▶ **RAW DATA**:
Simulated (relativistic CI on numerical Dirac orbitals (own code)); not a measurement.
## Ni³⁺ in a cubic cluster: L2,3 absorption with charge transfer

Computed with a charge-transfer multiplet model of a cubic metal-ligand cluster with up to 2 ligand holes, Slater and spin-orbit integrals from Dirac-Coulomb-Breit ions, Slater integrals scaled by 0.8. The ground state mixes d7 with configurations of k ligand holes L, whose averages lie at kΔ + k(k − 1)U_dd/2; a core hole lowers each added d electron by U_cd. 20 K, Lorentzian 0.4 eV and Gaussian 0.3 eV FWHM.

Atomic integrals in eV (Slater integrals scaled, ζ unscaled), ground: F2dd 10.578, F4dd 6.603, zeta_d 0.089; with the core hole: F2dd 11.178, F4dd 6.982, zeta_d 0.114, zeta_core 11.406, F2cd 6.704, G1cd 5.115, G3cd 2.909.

▶ **REQUIREMENT**:
Find the line with "## Ni³⁺ in a" in the material above. Reproduce it and each line after it up to and including the line with "Computed with a".

▶ **TASK RESPONSE**:
## Ni³⁺ in a cubic cluster: L2,3 absorption with charge transfer

Computed with a charge-transfer multiplet model of a cubic metal-ligand cluster with up to 2 ligand holes, Slater and spin-orbit integrals from Dirac-Coulomb-Breit ions, Slater integrals scaled by 0.8. The ground state mixes d7 with configurations of k ligand holes L, whose averages lie at kΔ + k(k − 1)U_dd/2; a core hole lowers each added d electron by U_cd. 20 K, Lorentzian 0.4 eV and Gaussian 0.3 eV FWHM.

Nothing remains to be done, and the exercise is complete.